Action item
Could you retype, exactly as written, every line from the top of the records through the line that contains "Question: Estimate the pressure."?

Data supplied
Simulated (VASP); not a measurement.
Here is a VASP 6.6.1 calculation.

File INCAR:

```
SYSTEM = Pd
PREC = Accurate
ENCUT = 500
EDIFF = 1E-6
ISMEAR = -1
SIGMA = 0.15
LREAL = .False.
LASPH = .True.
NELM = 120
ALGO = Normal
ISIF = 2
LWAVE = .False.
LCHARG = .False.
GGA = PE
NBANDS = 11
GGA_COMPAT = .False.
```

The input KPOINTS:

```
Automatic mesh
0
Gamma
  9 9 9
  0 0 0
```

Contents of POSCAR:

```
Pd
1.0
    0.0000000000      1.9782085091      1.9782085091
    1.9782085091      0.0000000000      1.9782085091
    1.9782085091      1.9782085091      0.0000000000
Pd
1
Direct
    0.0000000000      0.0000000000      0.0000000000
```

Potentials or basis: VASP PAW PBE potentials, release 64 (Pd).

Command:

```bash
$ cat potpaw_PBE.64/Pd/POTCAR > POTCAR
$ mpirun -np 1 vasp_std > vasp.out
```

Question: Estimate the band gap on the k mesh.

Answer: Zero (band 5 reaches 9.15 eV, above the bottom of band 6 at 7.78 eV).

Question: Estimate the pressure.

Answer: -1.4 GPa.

Reply
Simulated (VASP); not a measurement.
Here is a VASP 6.6.1 calculation.

File INCAR:

```
SYSTEM = Pd
PREC = Accurate
ENCUT = 500
EDIFF = 1E-6
ISMEAR = -1
SIGMA = 0.15
LREAL = .False.
LASPH = .True.
NELM = 120
ALGO = Normal
ISIF = 2
LWAVE = .False.
LCHARG = .False.
GGA = PE
NBANDS = 11
GGA_COMPAT = .False.
```

The input KPOINTS:

```
Automatic mesh
0
Gamma
  9 9 9
  0 0 0
```

Contents of POSCAR:

```
Pd
1.0
    0.0000000000      1.9782085091      1.9782085091
    1.9782085091      0.0000000000      1.9782085091
    1.9782085091      1.9782085091      0.0000000000
Pd
1
Direct
    0.0000000000      0.0000000000      0.0000000000
```

Potentials or basis: VASP PAW PBE potentials, release 64 (Pd).

Command:

```bash
$ cat potpaw_PBE.64/Pd/POTCAR > POTCAR
$ mpirun -np 1 vasp_std > vasp.out
```

Question: Estimate the band gap on the k mesh.

Answer: Zero (band 5 reaches 9.15 eV, above the bottom of band 6 at 7.78 eV).

Question: Estimate the pressure.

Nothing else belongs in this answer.